· · · · ·

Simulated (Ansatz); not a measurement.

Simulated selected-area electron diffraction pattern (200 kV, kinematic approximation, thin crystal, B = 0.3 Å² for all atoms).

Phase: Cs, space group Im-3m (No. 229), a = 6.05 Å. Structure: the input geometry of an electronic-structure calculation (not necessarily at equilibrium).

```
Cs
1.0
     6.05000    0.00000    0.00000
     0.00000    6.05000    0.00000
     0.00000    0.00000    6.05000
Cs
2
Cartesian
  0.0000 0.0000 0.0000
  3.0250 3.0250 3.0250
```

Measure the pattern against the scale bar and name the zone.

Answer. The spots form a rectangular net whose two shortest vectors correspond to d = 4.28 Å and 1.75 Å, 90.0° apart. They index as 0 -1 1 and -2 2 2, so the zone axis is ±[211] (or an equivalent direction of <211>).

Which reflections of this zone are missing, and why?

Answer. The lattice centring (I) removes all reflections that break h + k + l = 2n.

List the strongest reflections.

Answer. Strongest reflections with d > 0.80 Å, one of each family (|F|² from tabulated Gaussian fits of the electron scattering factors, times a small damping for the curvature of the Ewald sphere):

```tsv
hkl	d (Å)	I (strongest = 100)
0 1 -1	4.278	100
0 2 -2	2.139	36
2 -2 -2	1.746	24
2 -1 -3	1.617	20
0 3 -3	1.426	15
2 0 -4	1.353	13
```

· · · · ·

**ACTION ITEM**
All the entries above are to be transcribed without any alteration.

**TASK RESULT**
Simulated (Ansatz); not a measurement.

Simulated selected-area electron diffraction pattern (200 kV, kinematic approximation, thin crystal, B = 0.3 Å² for all atoms).

Phase: Cs, space group Im-3m (No. 229), a = 6.05 Å. Structure: the input geometry of an electronic-structure calculation (not necessarily at equilibrium).

```
Cs
1.0
     6.05000    0.00000    0.00000
     0.00000    6.05000    0.00000
     0.00000    0.00000    6.05000
Cs
2
Cartesian
  0.0000 0.0000 0.0000
  3.0250 3.0250 3.0250
```

Measure the pattern against the scale bar and name the zone.

Answer. The spots form a rectangular net whose two shortest vectors correspond to d = 4.28 Å and 1.75 Å, 90.0° apart. They index as 0 -1 1 and -2 2 2, so the zone axis is ±[211] (or an equivalent direction of <211>).

Which reflections of this zone are missing, and why?

Answer. The lattice centring (I) removes all reflections that break h + k + l = 2n.

List the strongest reflections.

Answer. Strongest reflections with d > 0.80 Å, one of each family (|F|² from tabulated Gaussian fits of the electron scattering factors, times a small damping for the curvature of the Ewald sphere):

```tsv
hkl	d (Å)	I (strongest = 100)
0 1 -1	4.278	100
0 2 -2	2.139	36
2 -2 -2	1.746	24
2 -1 -3	1.617	20
0 3 -3	1.426	15
2 0 -4	1.353	13
```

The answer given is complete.